• **ENTRIES SHOWN**
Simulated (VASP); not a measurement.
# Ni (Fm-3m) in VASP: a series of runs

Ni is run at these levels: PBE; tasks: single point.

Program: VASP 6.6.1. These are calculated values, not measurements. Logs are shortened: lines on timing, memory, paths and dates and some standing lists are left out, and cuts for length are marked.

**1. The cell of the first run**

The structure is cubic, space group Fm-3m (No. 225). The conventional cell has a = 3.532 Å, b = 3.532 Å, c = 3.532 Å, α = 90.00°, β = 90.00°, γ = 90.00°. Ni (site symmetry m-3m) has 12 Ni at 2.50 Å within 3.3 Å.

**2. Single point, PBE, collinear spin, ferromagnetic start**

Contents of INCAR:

• **WORK REQUEST**
Nothing should be left out or altered, so reproduce the whole listing.

• **RESPONSE AREA**
Simulated (VASP); not a measurement.
# Ni (Fm-3m) in VASP: a series of runs

Ni is run at these levels: PBE; tasks: single point.

Program: VASP 6.6.1. These are calculated values, not measurements. Logs are shortened: lines on timing, memory, paths and dates and some standing lists are left out, and cuts for length are marked.

**1. The cell of the first run**

The structure is cubic, space group Fm-3m (No. 225). The conventional cell has a = 3.532 Å, b = 3.532 Å, c = 3.532 Å, α = 90.00°, β = 90.00°, γ = 90.00°. Ni (site symmetry m-3m) has 12 Ni at 2.50 Å within 3.3 Å.

**2. Single point, PBE, collinear spin, ferromagnetic start**

Contents of INCAR:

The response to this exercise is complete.